**Action item**
Among the entries below, extract exactly the lines that run from the one with "The geometry is relaxed with PBEsol." through the one with "eV → 5.32 eV).", both ends included.

**Recorded information**
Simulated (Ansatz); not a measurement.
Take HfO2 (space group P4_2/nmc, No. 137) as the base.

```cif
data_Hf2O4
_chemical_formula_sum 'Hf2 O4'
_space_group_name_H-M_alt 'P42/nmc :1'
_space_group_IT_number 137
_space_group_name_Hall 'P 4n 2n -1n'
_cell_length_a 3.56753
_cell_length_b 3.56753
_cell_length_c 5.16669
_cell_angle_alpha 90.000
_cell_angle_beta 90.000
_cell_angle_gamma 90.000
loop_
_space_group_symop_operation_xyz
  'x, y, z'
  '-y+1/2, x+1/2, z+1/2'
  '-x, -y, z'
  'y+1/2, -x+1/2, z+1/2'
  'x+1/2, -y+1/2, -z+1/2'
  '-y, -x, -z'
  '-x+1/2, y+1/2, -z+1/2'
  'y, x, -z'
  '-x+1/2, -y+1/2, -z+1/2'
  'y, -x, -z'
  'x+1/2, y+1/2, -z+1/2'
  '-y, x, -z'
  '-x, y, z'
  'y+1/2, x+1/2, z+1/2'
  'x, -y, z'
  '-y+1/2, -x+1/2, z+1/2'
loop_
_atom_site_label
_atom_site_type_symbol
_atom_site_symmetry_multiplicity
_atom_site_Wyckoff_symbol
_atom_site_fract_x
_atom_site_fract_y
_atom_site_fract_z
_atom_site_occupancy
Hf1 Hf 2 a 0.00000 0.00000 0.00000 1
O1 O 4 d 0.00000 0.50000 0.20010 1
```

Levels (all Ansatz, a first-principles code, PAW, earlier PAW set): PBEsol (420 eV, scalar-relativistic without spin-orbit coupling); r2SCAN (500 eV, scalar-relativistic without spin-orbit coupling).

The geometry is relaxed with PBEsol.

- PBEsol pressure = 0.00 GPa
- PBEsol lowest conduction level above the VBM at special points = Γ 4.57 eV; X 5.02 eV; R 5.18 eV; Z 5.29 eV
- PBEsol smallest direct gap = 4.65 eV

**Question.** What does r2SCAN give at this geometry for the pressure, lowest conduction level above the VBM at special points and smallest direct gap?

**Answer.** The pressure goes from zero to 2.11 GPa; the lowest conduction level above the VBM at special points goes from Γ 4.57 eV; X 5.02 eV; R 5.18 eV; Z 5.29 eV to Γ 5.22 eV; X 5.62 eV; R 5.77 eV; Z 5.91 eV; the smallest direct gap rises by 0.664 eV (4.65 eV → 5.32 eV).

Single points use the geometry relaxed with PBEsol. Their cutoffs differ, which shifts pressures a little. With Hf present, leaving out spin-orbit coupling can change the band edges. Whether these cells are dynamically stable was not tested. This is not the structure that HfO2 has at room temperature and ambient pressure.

**Exercise response**
The geometry is relaxed with PBEsol.

- PBEsol pressure = 0.00 GPa
- PBEsol lowest conduction level above the VBM at special points = Γ 4.57 eV; X 5.02 eV; R 5.18 eV; Z 5.29 eV
- PBEsol smallest direct gap = 4.65 eV

**Question.** What does r2SCAN give at this geometry for the pressure, lowest conduction level above the VBM at special points and smallest direct gap?

**Answer.** The pressure goes from zero to 2.11 GPa; the lowest conduction level above the VBM at special points goes from Γ 4.57 eV; X 5.02 eV; R 5.18 eV; Z 5.29 eV to Γ 5.22 eV; X 5.62 eV; R 5.77 eV; Z 5.91 eV; the smallest direct gap rises by 0.664 eV (4.65 eV → 5.32 eV).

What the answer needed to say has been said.